[Activity] Within the listing below, the lines to output run from the one containing "3 further runs" through the one containing "CH6O3Sn has 11"; copy them exactly and nothing else.

Start of Raw data

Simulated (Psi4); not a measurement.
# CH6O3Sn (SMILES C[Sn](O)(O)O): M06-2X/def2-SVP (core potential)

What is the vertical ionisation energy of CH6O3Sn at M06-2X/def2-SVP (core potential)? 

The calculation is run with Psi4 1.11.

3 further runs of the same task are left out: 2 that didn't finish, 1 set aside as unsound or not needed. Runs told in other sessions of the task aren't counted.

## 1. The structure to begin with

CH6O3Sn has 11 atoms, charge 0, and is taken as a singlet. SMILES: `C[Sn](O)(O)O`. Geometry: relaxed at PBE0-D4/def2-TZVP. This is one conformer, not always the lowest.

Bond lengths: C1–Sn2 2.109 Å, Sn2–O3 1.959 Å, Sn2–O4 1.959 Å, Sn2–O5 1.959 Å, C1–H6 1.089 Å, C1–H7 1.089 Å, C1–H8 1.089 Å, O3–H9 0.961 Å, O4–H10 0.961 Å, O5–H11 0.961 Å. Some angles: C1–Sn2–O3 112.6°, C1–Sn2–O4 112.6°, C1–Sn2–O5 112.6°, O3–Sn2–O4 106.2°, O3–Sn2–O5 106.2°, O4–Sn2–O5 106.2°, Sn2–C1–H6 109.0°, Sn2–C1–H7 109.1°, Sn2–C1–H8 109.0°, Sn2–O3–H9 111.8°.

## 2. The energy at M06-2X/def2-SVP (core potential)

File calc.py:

End of Raw data

[Task answer]
3 further runs of the same task are left out: 2 that didn't finish, 1 set aside as unsound or not needed. Runs told in other sessions of the task aren't counted.

## 1. The structure to begin with

CH6O3Sn has 11 atoms, charge 0, and is taken as a singlet. SMILES: `C[Sn](O)(O)O`. Geometry: relaxed at PBE0-D4/def2-TZVP. This is one conformer, not always the lowest.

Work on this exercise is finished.